■ Work order ■
Give the lines of the material verbatim, from the first line to the line with "5.56 | -2.05 |", including both.

■ Supplied data ■

····················

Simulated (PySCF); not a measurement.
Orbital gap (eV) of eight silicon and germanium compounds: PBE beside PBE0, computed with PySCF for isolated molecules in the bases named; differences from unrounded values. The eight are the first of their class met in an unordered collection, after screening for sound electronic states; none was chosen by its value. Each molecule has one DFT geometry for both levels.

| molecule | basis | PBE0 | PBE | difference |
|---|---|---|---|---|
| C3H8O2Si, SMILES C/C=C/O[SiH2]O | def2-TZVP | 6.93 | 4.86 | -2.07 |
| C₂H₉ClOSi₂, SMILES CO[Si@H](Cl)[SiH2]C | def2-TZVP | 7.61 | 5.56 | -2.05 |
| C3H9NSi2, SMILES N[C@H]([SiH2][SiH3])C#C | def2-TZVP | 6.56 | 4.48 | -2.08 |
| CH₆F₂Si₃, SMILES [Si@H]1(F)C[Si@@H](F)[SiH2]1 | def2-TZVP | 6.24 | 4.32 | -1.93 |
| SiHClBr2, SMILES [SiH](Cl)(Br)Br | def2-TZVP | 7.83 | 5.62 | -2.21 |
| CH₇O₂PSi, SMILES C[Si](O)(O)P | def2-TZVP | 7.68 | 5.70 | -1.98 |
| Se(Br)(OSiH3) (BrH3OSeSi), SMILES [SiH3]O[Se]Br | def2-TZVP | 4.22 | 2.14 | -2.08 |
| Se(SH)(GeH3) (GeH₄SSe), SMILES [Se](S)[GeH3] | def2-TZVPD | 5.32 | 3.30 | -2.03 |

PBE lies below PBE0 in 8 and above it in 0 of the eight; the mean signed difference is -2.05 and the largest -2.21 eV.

····················

■ Response area ■
Simulated (PySCF); not a measurement.
Orbital gap (eV) of eight silicon and germanium compounds: PBE beside PBE0, computed with PySCF for isolated molecules in the bases named; differences from unrounded values. The eight are the first of their class met in an unordered collection, after screening for sound electronic states; none was chosen by its value. Each molecule has one DFT geometry for both levels.

| molecule | basis | PBE0 | PBE | difference |
|---|---|---|---|---|
| C3H8O2Si, SMILES C/C=C/O[SiH2]O | def2-TZVP | 6.93 | 4.86 | -2.07 |
| C₂H₉ClOSi₂, SMILES CO[Si@H](Cl)[SiH2]C | def2-TZVP | 7.61 | 5.56 | -2.05 |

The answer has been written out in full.